(Work task) Give back every entry in full, exactly as it reads.

———
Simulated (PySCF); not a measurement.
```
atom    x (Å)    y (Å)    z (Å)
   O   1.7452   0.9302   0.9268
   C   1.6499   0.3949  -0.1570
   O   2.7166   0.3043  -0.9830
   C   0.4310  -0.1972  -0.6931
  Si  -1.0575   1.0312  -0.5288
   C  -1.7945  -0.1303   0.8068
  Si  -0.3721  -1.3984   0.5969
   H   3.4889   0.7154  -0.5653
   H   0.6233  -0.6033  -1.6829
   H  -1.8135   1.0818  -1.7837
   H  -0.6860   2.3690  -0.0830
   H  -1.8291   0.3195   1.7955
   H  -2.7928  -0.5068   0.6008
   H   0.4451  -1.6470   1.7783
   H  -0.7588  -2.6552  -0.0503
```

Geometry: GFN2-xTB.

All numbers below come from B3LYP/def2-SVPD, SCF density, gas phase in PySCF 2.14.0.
———

(Result)
Simulated (PySCF); not a measurement.
```
atom    x (Å)    y (Å)    z (Å)
   O   1.7452   0.9302   0.9268
   C   1.6499   0.3949  -0.1570
   O   2.7166   0.3043  -0.9830
   C   0.4310  -0.1972  -0.6931
  Si  -1.0575   1.0312  -0.5288
   C  -1.7945  -0.1303   0.8068
  Si  -0.3721  -1.3984   0.5969
   H   3.4889   0.7154  -0.5653
   H   0.6233  -0.6033  -1.6829
   H  -1.8135   1.0818  -1.7837
   H  -0.6860   2.3690  -0.0830
   H  -1.8291   0.3195   1.7955
   H  -2.7928  -0.5068   0.6008
   H   0.4451  -1.6470   1.7783
   H  -0.7588  -2.6552  -0.0503
```

Geometry: GFN2-xTB.

All numbers below come from B3LYP/def2-SVPD, SCF density, gas phase in PySCF 2.14.0.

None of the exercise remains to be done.